Please transcribe the data exactly, with nothing left out.

Material provided -
[Start of section]
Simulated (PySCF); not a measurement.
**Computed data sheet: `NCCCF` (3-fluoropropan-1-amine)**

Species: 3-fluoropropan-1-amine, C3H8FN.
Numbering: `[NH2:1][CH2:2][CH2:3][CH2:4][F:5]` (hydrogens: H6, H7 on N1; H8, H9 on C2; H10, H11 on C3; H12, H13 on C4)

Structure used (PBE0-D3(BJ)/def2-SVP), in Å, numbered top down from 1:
[End of section]

Task solution -
Simulated (PySCF); not a measurement.
**Computed data sheet: `NCCCF` (3-fluoropropan-1-amine)**

Species: 3-fluoropropan-1-amine, C3H8FN.
Numbering: `[NH2:1][CH2:2][CH2:3][CH2:4][F:5]` (hydrogens: H6, H7 on N1; H8, H9 on C2; H10, H11 on C3; H12, H13 on C4)

Structure used (PBE0-D3(BJ)/def2-SVP), in Å, numbered top down from 1:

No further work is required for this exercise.